Assignment ->
Nothing beyond the line containing "Hardware: 2 CPU threads, shared host." should be printed; print each line exactly from the first line of the listing below through it.

Dataset entries ->
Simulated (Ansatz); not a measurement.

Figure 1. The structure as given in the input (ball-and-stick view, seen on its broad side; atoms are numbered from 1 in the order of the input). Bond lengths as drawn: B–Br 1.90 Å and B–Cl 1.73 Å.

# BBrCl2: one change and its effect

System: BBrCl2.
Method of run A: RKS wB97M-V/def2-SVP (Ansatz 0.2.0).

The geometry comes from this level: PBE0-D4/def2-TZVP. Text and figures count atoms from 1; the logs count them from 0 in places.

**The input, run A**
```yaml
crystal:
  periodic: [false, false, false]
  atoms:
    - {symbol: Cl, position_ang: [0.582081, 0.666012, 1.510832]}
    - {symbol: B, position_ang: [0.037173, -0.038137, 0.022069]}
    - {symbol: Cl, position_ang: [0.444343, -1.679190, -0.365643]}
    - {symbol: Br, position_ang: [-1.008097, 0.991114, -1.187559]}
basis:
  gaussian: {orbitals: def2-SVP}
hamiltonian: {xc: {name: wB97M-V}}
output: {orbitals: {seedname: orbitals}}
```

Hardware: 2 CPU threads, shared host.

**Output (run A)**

Answer section ->
Simulated (Ansatz); not a measurement.

Figure 1. The structure as given in the input (ball-and-stick view, seen on its broad side; atoms are numbered from 1 in the order of the input). Bond lengths as drawn: B–Br 1.90 Å and B–Cl 1.73 Å.

# BBrCl2: one change and its effect

System: BBrCl2.
Method of run A: RKS wB97M-V/def2-SVP (Ansatz 0.2.0).

The geometry comes from this level: PBE0-D4/def2-TZVP. Text and figures count atoms from 1; the logs count them from 0 in places.

**The input, run A**
```yaml
crystal:
  periodic: [false, false, false]
  atoms:
    - {symbol: Cl, position_ang: [0.582081, 0.666012, 1.510832]}
    - {symbol: B, position_ang: [0.037173, -0.038137, 0.022069]}
    - {symbol: Cl, position_ang: [0.444343, -1.679190, -0.365643]}
    - {symbol: Br, position_ang: [-1.008097, 0.991114, -1.187559]}
basis:
  gaussian: {orbitals: def2-SVP}
hamiltonian: {xc: {name: wB97M-V}}
output: {orbitals: {seedname: orbitals}}
```

Hardware: 2 CPU threads, shared host.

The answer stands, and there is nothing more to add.